(Exercise data)
§
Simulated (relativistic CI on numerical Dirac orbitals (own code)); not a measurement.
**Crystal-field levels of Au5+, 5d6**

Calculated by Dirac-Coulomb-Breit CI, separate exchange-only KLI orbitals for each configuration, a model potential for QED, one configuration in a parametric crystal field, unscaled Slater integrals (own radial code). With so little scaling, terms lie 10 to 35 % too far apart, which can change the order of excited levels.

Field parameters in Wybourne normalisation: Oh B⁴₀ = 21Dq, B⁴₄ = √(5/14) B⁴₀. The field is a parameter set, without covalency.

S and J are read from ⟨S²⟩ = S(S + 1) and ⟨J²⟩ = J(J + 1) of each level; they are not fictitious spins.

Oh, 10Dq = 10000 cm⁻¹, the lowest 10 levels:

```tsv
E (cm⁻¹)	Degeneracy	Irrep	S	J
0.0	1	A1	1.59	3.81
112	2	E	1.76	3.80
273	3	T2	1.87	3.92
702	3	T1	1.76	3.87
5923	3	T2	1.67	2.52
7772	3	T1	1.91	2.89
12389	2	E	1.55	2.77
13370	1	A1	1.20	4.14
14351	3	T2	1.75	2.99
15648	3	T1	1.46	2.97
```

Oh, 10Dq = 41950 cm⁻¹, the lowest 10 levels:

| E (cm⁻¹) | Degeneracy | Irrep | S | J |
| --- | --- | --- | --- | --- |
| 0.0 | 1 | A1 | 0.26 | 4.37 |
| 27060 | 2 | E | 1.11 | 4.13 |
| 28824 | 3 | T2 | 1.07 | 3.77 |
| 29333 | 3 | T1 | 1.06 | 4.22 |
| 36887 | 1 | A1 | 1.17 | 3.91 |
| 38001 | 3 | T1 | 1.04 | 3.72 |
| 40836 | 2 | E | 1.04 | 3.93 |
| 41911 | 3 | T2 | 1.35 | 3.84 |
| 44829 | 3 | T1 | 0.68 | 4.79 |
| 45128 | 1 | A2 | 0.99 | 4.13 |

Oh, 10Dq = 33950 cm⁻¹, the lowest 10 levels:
§

(Action item) Output the first line of the entries above and every line after it, exactly as written, ending with the line that contains "of Au5+, 5d6**".

(Exercise response)
Simulated (relativistic CI on numerical Dirac orbitals (own code)); not a measurement.
**Crystal-field levels of Au5+, 5d6**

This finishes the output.